__________

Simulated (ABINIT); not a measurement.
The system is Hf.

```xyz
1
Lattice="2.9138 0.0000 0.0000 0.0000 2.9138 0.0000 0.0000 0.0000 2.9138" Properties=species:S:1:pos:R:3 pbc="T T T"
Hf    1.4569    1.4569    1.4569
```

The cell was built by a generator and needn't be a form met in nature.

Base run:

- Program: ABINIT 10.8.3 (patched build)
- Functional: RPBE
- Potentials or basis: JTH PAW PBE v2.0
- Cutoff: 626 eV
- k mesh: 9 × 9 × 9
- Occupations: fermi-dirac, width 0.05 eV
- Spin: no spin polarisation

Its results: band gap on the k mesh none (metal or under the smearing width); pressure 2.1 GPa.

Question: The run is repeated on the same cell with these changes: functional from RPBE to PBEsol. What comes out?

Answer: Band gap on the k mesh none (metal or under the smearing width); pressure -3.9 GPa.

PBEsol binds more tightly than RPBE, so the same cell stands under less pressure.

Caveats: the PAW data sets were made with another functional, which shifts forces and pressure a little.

__________

▸ WORK ORDER
Retype all of the material, exactly as written.

▸ TASK SOLUTION
Simulated (ABINIT); not a measurement.
The system is Hf.

```xyz
1
Lattice="2.9138 0.0000 0.0000 0.0000 2.9138 0.0000 0.0000 0.0000 2.9138" Properties=species:S:1:pos:R:3 pbc="T T T"
Hf    1.4569    1.4569    1.4569
```

The cell was built by a generator and needn't be a form met in nature.

Base run:

- Program: ABINIT 10.8.3 (patched build)
- Functional: RPBE
- Potentials or basis: JTH PAW PBE v2.0
- Cutoff: 626 eV
- k mesh: 9 × 9 × 9
- Occupations: fermi-dirac, width 0.05 eV
- Spin: no spin polarisation

Its results: band gap on the k mesh none (metal or under the smearing width); pressure 2.1 GPa.

Question: The run is repeated on the same cell with these changes: functional from RPBE to PBEsol. What comes out?

Answer: Band gap on the k mesh none (metal or under the smearing width); pressure -3.9 GPa.

PBEsol binds more tightly than RPBE, so the same cell stands under less pressure.

Caveats: the PAW data sets were made with another functional, which shifts forces and pressure a little.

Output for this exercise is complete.